__________

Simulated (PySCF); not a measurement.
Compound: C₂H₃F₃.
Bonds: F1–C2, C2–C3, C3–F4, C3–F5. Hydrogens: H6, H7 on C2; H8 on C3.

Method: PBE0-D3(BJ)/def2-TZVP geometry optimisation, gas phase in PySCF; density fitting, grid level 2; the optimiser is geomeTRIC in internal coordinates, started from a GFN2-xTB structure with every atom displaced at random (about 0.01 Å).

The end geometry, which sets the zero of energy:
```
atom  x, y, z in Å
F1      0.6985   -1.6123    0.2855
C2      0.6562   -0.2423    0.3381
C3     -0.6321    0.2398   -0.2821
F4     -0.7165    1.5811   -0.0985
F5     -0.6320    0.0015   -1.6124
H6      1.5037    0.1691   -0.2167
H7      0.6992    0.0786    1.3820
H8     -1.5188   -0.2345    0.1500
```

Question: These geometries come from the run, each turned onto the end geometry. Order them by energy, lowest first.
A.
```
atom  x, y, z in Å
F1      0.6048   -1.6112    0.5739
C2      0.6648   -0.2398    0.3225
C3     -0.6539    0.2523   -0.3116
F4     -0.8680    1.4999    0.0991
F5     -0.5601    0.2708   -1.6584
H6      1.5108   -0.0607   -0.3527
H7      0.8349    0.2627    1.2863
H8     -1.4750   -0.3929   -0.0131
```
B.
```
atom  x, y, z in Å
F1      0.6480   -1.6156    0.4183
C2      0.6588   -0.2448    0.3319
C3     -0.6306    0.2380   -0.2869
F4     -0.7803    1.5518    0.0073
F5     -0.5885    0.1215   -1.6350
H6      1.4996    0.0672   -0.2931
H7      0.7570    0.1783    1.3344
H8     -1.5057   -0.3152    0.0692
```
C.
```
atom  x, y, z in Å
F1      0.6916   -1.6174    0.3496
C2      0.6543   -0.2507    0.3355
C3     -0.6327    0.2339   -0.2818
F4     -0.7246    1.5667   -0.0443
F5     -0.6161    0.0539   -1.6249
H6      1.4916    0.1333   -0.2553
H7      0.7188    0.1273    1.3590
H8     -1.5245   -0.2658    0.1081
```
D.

__________

Your answer must be the lines from the first line of the records through the line containing "Bonds: F1–C2, C2–C3, C3–F4, C3–F5.", copied exactly.

▶ **EXERCISE RESULT**:
Simulated (PySCF); not a measurement.
Compound: C₂H₃F₃.
Bonds: F1–C2, C2–C3, C3–F4, C3–F5. Hydrogens: H6, H7 on C2; H8 on C3.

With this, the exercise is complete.